Work order> Locate the line bearing "155°, H–N8–C7–C6 19°" in the material below, then reproduce it and each following line up to and including the line bearing "-34°, H–N5–C4–C3 85°".

· · · · ·

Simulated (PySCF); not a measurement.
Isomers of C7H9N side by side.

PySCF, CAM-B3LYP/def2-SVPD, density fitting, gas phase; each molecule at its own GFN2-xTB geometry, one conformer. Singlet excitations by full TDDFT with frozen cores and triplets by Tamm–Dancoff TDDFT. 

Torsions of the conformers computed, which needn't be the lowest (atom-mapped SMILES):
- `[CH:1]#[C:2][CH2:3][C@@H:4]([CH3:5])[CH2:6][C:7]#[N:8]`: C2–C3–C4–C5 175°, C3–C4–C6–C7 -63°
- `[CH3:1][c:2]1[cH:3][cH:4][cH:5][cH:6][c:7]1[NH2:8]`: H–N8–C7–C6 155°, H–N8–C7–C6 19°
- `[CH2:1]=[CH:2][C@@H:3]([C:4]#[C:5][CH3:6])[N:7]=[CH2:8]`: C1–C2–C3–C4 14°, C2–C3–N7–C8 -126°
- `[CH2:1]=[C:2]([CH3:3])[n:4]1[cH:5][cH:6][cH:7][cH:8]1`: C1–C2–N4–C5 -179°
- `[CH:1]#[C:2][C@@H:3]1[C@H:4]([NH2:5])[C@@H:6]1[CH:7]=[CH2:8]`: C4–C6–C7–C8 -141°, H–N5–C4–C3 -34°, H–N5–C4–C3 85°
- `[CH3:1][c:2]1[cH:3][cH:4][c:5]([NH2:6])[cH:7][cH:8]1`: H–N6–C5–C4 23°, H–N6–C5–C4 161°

· · · · ·

Written answer>
- `[CH3:1][c:2]1[cH:3][cH:4][cH:5][cH:6][c:7]1[NH2:8]`: H–N8–C7–C6 155°, H–N8–C7–C6 19°
- `[CH2:1]=[CH:2][C@@H:3]([C:4]#[C:5][CH3:6])[N:7]=[CH2:8]`: C1–C2–C3–C4 14°, C2–C3–N7–C8 -126°
- `[CH2:1]=[C:2]([CH3:3])[n:4]1[cH:5][cH:6][cH:7][cH:8]1`: C1–C2–N4–C5 -179°
- `[CH:1]#[C:2][C@@H:3]1[C@H:4]([NH2:5])[C@@H:6]1[CH:7]=[CH2:8]`: C4–C6–C7–C8 -141°, H–N5–C4–C3 -34°, H–N5–C4–C3 85°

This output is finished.